# [Excerpted records]
*-*-*

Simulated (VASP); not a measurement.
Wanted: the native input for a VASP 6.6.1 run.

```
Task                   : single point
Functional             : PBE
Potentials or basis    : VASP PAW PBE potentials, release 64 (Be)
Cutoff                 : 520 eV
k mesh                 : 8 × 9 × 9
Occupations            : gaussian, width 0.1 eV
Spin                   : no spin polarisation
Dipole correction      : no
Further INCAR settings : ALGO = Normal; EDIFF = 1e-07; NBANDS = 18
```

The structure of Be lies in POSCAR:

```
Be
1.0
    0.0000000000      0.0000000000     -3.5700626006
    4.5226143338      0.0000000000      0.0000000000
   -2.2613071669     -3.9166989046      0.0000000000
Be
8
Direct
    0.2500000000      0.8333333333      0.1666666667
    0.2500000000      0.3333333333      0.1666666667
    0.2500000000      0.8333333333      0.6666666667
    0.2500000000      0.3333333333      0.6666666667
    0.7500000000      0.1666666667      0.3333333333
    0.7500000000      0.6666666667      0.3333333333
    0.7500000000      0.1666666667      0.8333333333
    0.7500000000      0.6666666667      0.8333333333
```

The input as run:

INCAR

*-*-*

# [Work task]
Your answer must be an exact transcription of all the data above.

# [Answer box]
Simulated (VASP); not a measurement.
Wanted: the native input for a VASP 6.6.1 run.

```
Task                   : single point
Functional             : PBE
Potentials or basis    : VASP PAW PBE potentials, release 64 (Be)
Cutoff                 : 520 eV
k mesh                 : 8 × 9 × 9
Occupations            : gaussian, width 0.1 eV
Spin                   : no spin polarisation
Dipole correction      : no
Further INCAR settings : ALGO = Normal; EDIFF = 1e-07; NBANDS = 18
```

The structure of Be lies in POSCAR:

```
Be
1.0
    0.0000000000      0.0000000000     -3.5700626006
    4.5226143338      0.0000000000      0.0000000000
   -2.2613071669     -3.9166989046      0.0000000000
Be
8
Direct
    0.2500000000      0.8333333333      0.1666666667
    0.2500000000      0.3333333333      0.1666666667
    0.2500000000      0.8333333333      0.6666666667
    0.2500000000      0.3333333333      0.6666666667
    0.7500000000      0.1666666667      0.3333333333
    0.7500000000      0.6666666667      0.3333333333
    0.7500000000      0.1666666667      0.8333333333
    0.7500000000      0.6666666667      0.8333333333
```

The input as run:

INCAR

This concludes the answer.